Task item: Write the records out again, exactly.

··········

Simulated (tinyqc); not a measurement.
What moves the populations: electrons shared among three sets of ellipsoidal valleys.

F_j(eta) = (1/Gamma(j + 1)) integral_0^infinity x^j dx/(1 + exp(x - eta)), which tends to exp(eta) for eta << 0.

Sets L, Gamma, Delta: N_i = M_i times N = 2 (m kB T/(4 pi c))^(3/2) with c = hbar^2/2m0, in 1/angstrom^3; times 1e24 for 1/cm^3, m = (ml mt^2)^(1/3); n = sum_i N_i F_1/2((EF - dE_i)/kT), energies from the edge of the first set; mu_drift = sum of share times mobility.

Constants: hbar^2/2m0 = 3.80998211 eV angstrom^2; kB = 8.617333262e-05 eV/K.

··········

Exercise output:
Simulated (tinyqc); not a measurement.
What moves the populations: electrons shared among three sets of ellipsoidal valleys.

F_j(eta) = (1/Gamma(j + 1)) integral_0^infinity x^j dx/(1 + exp(x - eta)), which tends to exp(eta) for eta << 0.

Sets L, Gamma, Delta: N_i = M_i times N = 2 (m kB T/(4 pi c))^(3/2) with c = hbar^2/2m0, in 1/angstrom^3; times 1e24 for 1/cm^3, m = (ml mt^2)^(1/3); n = sum_i N_i F_1/2((EF - dE_i)/kT), energies from the edge of the first set; mu_drift = sum of share times mobility.

Constants: hbar^2/2m0 = 3.80998211 eV angstrom^2; kB = 8.617333262e-05 eV/K.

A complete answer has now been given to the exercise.